■ EXERCISE DATA
• • • • • • •

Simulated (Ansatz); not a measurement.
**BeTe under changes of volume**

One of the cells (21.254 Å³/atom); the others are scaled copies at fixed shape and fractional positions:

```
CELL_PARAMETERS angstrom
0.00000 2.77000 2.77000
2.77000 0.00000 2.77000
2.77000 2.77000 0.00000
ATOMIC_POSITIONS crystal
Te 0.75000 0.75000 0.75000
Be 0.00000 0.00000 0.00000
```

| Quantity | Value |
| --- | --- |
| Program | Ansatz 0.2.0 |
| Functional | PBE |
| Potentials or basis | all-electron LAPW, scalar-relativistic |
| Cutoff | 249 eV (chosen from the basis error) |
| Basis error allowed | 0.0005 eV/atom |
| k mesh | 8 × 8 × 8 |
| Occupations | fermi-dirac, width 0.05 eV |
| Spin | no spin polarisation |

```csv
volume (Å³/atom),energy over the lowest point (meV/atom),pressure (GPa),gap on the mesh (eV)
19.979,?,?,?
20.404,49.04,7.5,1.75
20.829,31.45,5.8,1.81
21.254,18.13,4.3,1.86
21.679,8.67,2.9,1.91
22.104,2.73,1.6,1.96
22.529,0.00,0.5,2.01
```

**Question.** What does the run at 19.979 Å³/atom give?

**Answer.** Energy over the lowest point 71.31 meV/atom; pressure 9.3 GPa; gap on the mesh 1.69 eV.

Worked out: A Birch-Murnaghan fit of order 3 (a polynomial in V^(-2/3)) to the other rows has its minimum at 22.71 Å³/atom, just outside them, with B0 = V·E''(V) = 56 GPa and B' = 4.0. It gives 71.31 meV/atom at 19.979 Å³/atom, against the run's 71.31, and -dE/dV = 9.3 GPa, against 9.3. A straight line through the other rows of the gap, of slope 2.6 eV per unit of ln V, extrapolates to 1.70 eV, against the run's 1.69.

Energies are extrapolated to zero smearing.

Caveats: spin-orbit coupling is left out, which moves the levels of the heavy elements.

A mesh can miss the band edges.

• • • • • • •

■ ASSIGNED TASK
Start with the first line. Please copy exactly each line of the listing through the one with "mesh 1.69 eV.", including it.

■ YOUR SOLUTION
Simulated (Ansatz); not a measurement.
**BeTe under changes of volume**

One of the cells (21.254 Å³/atom); the others are scaled copies at fixed shape and fractional positions:

```
CELL_PARAMETERS angstrom
0.00000 2.77000 2.77000
2.77000 0.00000 2.77000
2.77000 2.77000 0.00000
ATOMIC_POSITIONS crystal
Te 0.75000 0.75000 0.75000
Be 0.00000 0.00000 0.00000
```

| Quantity | Value |
| --- | --- |
| Program | Ansatz 0.2.0 |
| Functional | PBE |
| Potentials or basis | all-electron LAPW, scalar-relativistic |
| Cutoff | 249 eV (chosen from the basis error) |
| Basis error allowed | 0.0005 eV/atom |
| k mesh | 8 × 8 × 8 |
| Occupations | fermi-dirac, width 0.05 eV |
| Spin | no spin polarisation |

```csv
volume (Å³/atom),energy over the lowest point (meV/atom),pressure (GPa),gap on the mesh (eV)
19.979,?,?,?
20.404,49.04,7.5,1.75
20.829,31.45,5.8,1.81
21.254,18.13,4.3,1.86
21.679,8.67,2.9,1.91
22.104,2.73,1.6,1.96
22.529,0.00,0.5,2.01
```

**Question.** What does the run at 19.979 Å³/atom give?

**Answer.** Energy over the lowest point 71.31 meV/atom; pressure 9.3 GPa; gap on the mesh 1.69 eV.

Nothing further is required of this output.